> [WORK ITEM]: Once the line with "The system is HfIn4SiO6." is found in the data, output it and each following line exactly, up to and including the line with "- Cutoff: 420", and nothing before or after.

> [INFORMATION SUPPLIED]:
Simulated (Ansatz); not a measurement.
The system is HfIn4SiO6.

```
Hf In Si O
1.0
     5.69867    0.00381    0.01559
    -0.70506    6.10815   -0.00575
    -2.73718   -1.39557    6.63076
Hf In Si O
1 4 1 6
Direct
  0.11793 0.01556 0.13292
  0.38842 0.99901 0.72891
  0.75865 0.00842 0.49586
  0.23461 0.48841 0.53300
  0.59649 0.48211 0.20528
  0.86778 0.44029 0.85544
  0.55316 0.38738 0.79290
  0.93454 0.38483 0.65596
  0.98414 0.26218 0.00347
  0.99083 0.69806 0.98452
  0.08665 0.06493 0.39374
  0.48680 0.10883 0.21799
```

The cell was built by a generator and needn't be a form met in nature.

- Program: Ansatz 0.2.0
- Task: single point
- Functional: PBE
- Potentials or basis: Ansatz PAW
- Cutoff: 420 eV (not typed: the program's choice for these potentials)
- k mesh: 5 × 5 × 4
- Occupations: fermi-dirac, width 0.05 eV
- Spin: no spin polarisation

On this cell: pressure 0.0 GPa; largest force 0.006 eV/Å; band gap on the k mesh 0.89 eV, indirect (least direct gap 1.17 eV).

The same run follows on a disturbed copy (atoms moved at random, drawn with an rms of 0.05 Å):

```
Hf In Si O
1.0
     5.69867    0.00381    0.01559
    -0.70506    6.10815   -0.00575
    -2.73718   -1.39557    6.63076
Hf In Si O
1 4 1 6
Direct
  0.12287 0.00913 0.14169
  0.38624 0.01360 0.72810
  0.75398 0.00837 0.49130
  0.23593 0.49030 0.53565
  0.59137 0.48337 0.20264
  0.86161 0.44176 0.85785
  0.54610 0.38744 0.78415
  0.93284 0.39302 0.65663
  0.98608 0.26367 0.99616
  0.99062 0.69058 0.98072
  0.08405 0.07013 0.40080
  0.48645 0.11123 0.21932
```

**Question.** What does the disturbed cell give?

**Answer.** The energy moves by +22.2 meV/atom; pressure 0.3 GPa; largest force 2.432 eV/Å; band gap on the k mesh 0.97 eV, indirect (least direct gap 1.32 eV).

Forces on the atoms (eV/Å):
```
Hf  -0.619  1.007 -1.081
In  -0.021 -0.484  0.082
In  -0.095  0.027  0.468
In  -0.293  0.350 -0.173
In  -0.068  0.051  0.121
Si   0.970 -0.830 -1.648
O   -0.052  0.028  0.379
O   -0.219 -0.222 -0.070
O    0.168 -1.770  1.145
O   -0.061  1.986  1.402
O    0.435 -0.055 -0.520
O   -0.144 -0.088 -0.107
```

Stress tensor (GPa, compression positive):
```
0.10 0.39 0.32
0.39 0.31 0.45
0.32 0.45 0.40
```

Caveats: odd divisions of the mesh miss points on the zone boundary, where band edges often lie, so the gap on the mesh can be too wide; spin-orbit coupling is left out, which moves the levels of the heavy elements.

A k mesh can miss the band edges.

> [RESPONSE]:
The system is HfIn4SiO6.

```
Hf In Si O
1.0
     5.69867    0.00381    0.01559
    -0.70506    6.10815   -0.00575
    -2.73718   -1.39557    6.63076
Hf In Si O
1 4 1 6
Direct
  0.11793 0.01556 0.13292
  0.38842 0.99901 0.72891
  0.75865 0.00842 0.49586
  0.23461 0.48841 0.53300
  0.59649 0.48211 0.20528
  0.86778 0.44029 0.85544
  0.55316 0.38738 0.79290
  0.93454 0.38483 0.65596
  0.98414 0.26218 0.00347
  0.99083 0.69806 0.98452
  0.08665 0.06493 0.39374
  0.48680 0.10883 0.21799
```

The cell was built by a generator and needn't be a form met in nature.

- Program: Ansatz 0.2.0
- Task: single point
- Functional: PBE
- Potentials or basis: Ansatz PAW
- Cutoff: 420 eV (not typed: the program's choice for these potentials)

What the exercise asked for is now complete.